§ Work order
From the top of the records below, return each line exactly, ending with the line that contains "Where does the relaxation end?".

§ Information shown
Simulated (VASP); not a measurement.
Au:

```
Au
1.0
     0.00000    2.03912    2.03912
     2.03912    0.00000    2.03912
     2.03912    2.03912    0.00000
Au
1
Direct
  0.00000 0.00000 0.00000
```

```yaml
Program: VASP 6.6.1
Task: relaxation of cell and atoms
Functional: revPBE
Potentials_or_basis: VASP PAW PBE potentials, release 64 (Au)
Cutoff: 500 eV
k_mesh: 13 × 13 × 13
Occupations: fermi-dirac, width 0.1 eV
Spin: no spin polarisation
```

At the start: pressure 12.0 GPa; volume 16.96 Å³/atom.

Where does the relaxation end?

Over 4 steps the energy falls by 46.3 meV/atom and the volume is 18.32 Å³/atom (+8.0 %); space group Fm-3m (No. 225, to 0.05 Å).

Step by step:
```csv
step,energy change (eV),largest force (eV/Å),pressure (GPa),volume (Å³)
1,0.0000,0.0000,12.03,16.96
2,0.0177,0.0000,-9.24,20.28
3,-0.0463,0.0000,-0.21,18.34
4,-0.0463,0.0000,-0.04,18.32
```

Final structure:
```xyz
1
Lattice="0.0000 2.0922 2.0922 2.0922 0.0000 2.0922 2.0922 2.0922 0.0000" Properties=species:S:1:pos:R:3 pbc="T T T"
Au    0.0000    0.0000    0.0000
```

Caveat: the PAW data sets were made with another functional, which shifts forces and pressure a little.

§ Exercise response
Simulated (VASP); not a measurement.
Au:

```
Au
1.0
     0.00000    2.03912    2.03912
     2.03912    0.00000    2.03912
     2.03912    2.03912    0.00000
Au
1
Direct
  0.00000 0.00000 0.00000
```

```yaml
Program: VASP 6.6.1
Task: relaxation of cell and atoms
Functional: revPBE
Potentials_or_basis: VASP PAW PBE potentials, release 64 (Au)
Cutoff: 500 eV
k_mesh: 13 × 13 × 13
Occupations: fermi-dirac, width 0.1 eV
Spin: no spin polarisation
```

At the start: pressure 12.0 GPa; volume 16.96 Å³/atom.

Where does the relaxation end?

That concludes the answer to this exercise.